## WORK ORDER
Nothing but the lines from the start of the records through the line that contains "Results of a" is to be copied, and each is to be copied exactly.

## EXTRACTED DATA
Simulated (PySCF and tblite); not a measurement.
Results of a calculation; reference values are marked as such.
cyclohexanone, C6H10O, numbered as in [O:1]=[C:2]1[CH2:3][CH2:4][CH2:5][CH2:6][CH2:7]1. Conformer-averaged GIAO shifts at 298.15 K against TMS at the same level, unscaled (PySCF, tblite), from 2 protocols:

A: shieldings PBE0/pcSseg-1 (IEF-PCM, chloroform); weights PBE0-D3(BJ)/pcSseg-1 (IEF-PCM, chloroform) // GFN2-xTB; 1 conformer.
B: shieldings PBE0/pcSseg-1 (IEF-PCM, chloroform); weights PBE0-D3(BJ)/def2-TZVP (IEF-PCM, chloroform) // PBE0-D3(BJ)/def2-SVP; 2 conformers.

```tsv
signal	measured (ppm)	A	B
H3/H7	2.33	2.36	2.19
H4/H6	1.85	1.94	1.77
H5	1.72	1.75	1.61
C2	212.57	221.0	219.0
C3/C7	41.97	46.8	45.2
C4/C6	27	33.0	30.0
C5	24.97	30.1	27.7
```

## WRITTEN RESPONSE
Simulated (PySCF and tblite); not a measurement.
Results of a calculation; reference values are marked as such.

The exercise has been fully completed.